Every line in the listing is to be echoed verbatim.

*** Excerpted data ***

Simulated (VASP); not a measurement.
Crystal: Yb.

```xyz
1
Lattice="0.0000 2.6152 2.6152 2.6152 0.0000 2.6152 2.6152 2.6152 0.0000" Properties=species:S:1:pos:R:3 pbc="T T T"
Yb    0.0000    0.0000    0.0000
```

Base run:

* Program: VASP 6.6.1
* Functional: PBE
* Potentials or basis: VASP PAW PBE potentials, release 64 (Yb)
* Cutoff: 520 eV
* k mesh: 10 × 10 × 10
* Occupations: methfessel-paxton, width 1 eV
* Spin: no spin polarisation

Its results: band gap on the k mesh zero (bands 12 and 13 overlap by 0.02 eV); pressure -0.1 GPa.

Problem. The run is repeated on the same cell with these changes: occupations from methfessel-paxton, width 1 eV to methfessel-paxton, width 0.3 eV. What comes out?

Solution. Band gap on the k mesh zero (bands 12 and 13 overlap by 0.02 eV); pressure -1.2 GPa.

***

* _Your response_
Simulated (VASP); not a measurement.
Crystal: Yb.

```xyz
1
Lattice="0.0000 2.6152 2.6152 2.6152 0.0000 2.6152 2.6152 2.6152 0.0000" Properties=species:S:1:pos:R:3 pbc="T T T"
Yb    0.0000    0.0000    0.0000
```

Base run:

* Program: VASP 6.6.1
* Functional: PBE
* Potentials or basis: VASP PAW PBE potentials, release 64 (Yb)
* Cutoff: 520 eV
* k mesh: 10 × 10 × 10
* Occupations: methfessel-paxton, width 1 eV
* Spin: no spin polarisation

Its results: band gap on the k mesh zero (bands 12 and 13 overlap by 0.02 eV); pressure -0.1 GPa.

Problem. The run is repeated on the same cell with these changes: occupations from methfessel-paxton, width 1 eV to methfessel-paxton, width 0.3 eV. What comes out?

Solution. Band gap on the k mesh zero (bands 12 and 13 overlap by 0.02 eV); pressure -1.2 GPa.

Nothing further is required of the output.